══════════
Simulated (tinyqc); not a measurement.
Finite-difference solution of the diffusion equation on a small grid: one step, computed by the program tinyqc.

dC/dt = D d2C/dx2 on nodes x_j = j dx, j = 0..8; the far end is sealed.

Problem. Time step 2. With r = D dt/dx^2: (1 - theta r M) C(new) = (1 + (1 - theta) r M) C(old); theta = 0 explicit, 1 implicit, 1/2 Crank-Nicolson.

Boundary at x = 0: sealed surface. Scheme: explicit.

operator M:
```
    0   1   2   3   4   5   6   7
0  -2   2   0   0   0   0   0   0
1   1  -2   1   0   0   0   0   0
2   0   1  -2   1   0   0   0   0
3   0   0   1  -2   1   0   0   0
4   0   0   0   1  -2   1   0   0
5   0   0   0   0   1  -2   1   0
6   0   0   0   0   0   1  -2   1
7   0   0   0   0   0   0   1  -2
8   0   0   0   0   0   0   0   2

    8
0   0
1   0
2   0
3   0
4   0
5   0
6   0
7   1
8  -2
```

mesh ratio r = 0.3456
══════════

Work order:
The answer should be an exact copy of the lines from the first line of the data through the line with "dC/dt = D d2C/dx2" and should contain nothing else.

Exercise answer:
Simulated (tinyqc); not a measurement.
Finite-difference solution of the diffusion equation on a small grid: one step, computed by the program tinyqc.

dC/dt = D d2C/dx2 on nodes x_j = j dx, j = 0..8; the far end is sealed.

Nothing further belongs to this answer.